--- Work instruction ---
Repeat, exactly as written, the lines of the records below from the first through the line with "6 atoms, charge 0, spin multiplicity 1.", but none past it.

--- Data supplied ---
· · · · ·

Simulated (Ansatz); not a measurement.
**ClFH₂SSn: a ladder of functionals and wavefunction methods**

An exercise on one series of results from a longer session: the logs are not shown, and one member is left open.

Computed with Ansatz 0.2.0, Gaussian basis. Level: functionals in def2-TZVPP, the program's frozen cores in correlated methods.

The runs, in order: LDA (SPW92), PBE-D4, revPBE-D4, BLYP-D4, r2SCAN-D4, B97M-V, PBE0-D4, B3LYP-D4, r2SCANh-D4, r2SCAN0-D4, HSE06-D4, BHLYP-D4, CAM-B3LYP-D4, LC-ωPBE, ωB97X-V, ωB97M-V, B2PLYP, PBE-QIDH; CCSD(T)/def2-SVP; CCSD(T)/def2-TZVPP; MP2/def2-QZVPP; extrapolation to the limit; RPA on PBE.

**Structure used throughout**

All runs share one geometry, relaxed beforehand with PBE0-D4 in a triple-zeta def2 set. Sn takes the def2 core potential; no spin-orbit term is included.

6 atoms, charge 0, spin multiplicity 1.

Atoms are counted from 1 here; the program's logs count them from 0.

· · · · ·

--- Written answer ---
Simulated (Ansatz); not a measurement.
**ClFH₂SSn: a ladder of functionals and wavefunction methods**

An exercise on one series of results from a longer session: the logs are not shown, and one member is left open.

Computed with Ansatz 0.2.0, Gaussian basis. Level: functionals in def2-TZVPP, the program's frozen cores in correlated methods.

The runs, in order: LDA (SPW92), PBE-D4, revPBE-D4, BLYP-D4, r2SCAN-D4, B97M-V, PBE0-D4, B3LYP-D4, r2SCANh-D4, r2SCAN0-D4, HSE06-D4, BHLYP-D4, CAM-B3LYP-D4, LC-ωPBE, ωB97X-V, ωB97M-V, B2PLYP, PBE-QIDH; CCSD(T)/def2-SVP; CCSD(T)/def2-TZVPP; MP2/def2-QZVPP; extrapolation to the limit; RPA on PBE.

**Structure used throughout**

All runs share one geometry, relaxed beforehand with PBE0-D4 in a triple-zeta def2 set. Sn takes the def2 core potential; no spin-orbit term is included.

6 atoms, charge 0, spin multiplicity 1.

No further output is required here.